Action item
Begin at the first line of the records below and, please, give each line again exactly until the line with "On the first" is included.

*** Opening Listed entries ***

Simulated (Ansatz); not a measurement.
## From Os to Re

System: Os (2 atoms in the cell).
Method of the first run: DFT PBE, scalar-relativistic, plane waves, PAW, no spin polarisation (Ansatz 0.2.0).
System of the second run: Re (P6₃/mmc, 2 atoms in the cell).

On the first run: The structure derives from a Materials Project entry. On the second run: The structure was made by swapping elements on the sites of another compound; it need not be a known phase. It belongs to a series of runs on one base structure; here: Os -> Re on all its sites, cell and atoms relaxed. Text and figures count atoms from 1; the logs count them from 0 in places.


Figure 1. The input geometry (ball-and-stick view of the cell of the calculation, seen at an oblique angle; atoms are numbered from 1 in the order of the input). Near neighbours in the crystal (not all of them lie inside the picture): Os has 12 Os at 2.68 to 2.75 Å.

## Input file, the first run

*** Closing Listed entries ***

Expected answer
Simulated (Ansatz); not a measurement.
## From Os to Re

System: Os (2 atoms in the cell).
Method of the first run: DFT PBE, scalar-relativistic, plane waves, PAW, no spin polarisation (Ansatz 0.2.0).
System of the second run: Re (P6₃/mmc, 2 atoms in the cell).

On the first run: The structure derives from a Materials Project entry. On the second run: The structure was made by swapping elements on the sites of another compound; it need not be a known phase. It belongs to a series of runs on one base structure; here: Os -> Re on all its sites, cell and atoms relaxed. Text and figures count atoms from 1; the logs count them from 0 in places.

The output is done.